__Source data__:
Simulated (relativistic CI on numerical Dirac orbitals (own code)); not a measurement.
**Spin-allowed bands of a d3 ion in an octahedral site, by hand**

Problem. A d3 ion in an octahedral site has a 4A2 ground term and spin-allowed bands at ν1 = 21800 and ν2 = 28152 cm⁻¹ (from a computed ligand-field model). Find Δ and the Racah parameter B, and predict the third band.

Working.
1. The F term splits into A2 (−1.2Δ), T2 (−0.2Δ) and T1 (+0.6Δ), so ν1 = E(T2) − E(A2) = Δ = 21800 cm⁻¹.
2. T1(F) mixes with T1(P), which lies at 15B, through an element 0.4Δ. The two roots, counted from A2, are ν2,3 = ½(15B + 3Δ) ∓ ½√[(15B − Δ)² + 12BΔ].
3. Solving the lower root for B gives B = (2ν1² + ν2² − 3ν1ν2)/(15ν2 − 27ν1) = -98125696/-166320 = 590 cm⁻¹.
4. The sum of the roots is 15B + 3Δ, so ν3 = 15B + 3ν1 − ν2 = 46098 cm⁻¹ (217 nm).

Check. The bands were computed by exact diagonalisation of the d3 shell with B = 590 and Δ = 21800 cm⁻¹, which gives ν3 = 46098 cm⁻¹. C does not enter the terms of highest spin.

__Requirement__: Please copy the lines in the records above between the one holding "Problem. A d3" and the one holding "2. T1(F) mixes", inclusive, exactly and with no other line.

__Solution__:
Problem. A d3 ion in an octahedral site has a 4A2 ground term and spin-allowed bands at ν1 = 21800 and ν2 = 28152 cm⁻¹ (from a computed ligand-field model). Find Δ and the Racah parameter B, and predict the third band.

Working.
1. The F term splits into A2 (−1.2Δ), T2 (−0.2Δ) and T1 (+0.6Δ), so ν1 = E(T2) − E(A2) = Δ = 21800 cm⁻¹.
2. T1(F) mixes with T1(P), which lies at 15B, through an element 0.4Δ. The two roots, counted from A2, are ν2,3 = ½(15B + 3Δ) ∓ ½√[(15B − Δ)² + 12BΔ].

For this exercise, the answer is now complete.